● WORK ITEM:
Send back exactly the lines from the opening line of the records below through the one with "Estimate the wall time of this run.".

● DATA EXTRACTS:
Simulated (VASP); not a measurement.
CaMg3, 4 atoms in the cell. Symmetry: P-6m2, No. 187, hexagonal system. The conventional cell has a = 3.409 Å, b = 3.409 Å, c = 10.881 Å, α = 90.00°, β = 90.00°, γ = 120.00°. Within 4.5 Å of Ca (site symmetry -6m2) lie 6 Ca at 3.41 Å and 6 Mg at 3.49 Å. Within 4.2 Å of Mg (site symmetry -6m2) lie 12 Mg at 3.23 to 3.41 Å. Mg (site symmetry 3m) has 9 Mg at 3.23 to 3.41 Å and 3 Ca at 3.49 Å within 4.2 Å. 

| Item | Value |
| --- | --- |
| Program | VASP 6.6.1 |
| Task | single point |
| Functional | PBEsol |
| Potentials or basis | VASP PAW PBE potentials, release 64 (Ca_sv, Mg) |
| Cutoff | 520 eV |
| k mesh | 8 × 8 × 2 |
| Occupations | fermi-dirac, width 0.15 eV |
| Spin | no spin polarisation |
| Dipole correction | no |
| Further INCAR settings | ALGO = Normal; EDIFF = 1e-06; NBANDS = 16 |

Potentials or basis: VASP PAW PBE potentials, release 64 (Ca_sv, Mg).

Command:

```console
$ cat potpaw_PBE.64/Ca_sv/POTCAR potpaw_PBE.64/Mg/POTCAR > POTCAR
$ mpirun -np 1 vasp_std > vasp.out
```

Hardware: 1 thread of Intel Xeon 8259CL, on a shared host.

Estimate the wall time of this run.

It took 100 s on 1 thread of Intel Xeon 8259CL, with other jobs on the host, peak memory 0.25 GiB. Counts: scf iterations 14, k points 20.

● EXERCISE ANSWER:
Simulated (VASP); not a measurement.
CaMg3, 4 atoms in the cell. Symmetry: P-6m2, No. 187, hexagonal system. The conventional cell has a = 3.409 Å, b = 3.409 Å, c = 10.881 Å, α = 90.00°, β = 90.00°, γ = 120.00°. Within 4.5 Å of Ca (site symmetry -6m2) lie 6 Ca at 3.41 Å and 6 Mg at 3.49 Å. Within 4.2 Å of Mg (site symmetry -6m2) lie 12 Mg at 3.23 to 3.41 Å. Mg (site symmetry 3m) has 9 Mg at 3.23 to 3.41 Å and 3 Ca at 3.49 Å within 4.2 Å. 

| Item | Value |
| --- | --- |
| Program | VASP 6.6.1 |
| Task | single point |
| Functional | PBEsol |
| Potentials or basis | VASP PAW PBE potentials, release 64 (Ca_sv, Mg) |
| Cutoff | 520 eV |
| k mesh | 8 × 8 × 2 |
| Occupations | fermi-dirac, width 0.15 eV |
| Spin | no spin polarisation |
| Dipole correction | no |
| Further INCAR settings | ALGO = Normal; EDIFF = 1e-06; NBANDS = 16 |

Potentials or basis: VASP PAW PBE potentials, release 64 (Ca_sv, Mg).

Command:

```console
$ cat potpaw_PBE.64/Ca_sv/POTCAR potpaw_PBE.64/Mg/POTCAR > POTCAR
$ mpirun -np 1 vasp_std > vasp.out
```

Hardware: 1 thread of Intel Xeon 8259CL, on a shared host.

Estimate the wall time of this run.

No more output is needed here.